Assigned task
Only the lines from the start of the entries through the line with "Run time: 11" are wanted; please output them exactly.

Data for analysis
════════════════

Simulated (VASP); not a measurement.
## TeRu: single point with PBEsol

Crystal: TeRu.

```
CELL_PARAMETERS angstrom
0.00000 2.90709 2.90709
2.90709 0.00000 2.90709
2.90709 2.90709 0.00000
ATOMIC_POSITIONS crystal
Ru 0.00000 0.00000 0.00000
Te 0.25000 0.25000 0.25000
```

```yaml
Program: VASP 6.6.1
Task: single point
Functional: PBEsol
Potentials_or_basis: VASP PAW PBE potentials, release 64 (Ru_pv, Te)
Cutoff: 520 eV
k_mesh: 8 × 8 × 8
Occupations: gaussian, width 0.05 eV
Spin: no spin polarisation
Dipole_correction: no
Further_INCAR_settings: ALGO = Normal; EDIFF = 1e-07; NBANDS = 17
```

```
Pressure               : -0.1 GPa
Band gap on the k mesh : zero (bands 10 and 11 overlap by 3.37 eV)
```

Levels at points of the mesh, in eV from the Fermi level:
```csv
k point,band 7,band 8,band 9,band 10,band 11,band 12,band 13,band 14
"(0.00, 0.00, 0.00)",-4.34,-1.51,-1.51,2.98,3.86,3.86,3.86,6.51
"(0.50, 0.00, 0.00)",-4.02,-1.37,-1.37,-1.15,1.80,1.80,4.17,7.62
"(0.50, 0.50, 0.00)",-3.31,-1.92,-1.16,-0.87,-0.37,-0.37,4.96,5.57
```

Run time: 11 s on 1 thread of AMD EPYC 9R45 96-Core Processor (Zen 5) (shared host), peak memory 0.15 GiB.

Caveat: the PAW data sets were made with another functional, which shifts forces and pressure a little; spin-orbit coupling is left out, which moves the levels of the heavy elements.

════════════════

Answer area
Simulated (VASP); not a measurement.
## TeRu: single point with PBEsol

Crystal: TeRu.

```
CELL_PARAMETERS angstrom
0.00000 2.90709 2.90709
2.90709 0.00000 2.90709
2.90709 2.90709 0.00000
ATOMIC_POSITIONS crystal
Ru 0.00000 0.00000 0.00000
Te 0.25000 0.25000 0.25000
```

```yaml
Program: VASP 6.6.1
Task: single point
Functional: PBEsol
Potentials_or_basis: VASP PAW PBE potentials, release 64 (Ru_pv, Te)
Cutoff: 520 eV
k_mesh: 8 × 8 × 8
Occupations: gaussian, width 0.05 eV
Spin: no spin polarisation
Dipole_correction: no
Further_INCAR_settings: ALGO = Normal; EDIFF = 1e-07; NBANDS = 17
```

```
Pressure               : -0.1 GPa
Band gap on the k mesh : zero (bands 10 and 11 overlap by 3.37 eV)
```

Levels at points of the mesh, in eV from the Fermi level:
```csv
k point,band 7,band 8,band 9,band 10,band 11,band 12,band 13,band 14
"(0.00, 0.00, 0.00)",-4.34,-1.51,-1.51,2.98,3.86,3.86,3.86,6.51
"(0.50, 0.00, 0.00)",-4.02,-1.37,-1.37,-1.15,1.80,1.80,4.17,7.62
"(0.50, 0.50, 0.00)",-3.31,-1.92,-1.16,-0.87,-0.37,-0.37,4.96,5.57
```

Run time: 11 s on 1 thread of AMD EPYC 9R45 96-Core Processor (Zen 5) (shared host), peak memory 0.15 GiB.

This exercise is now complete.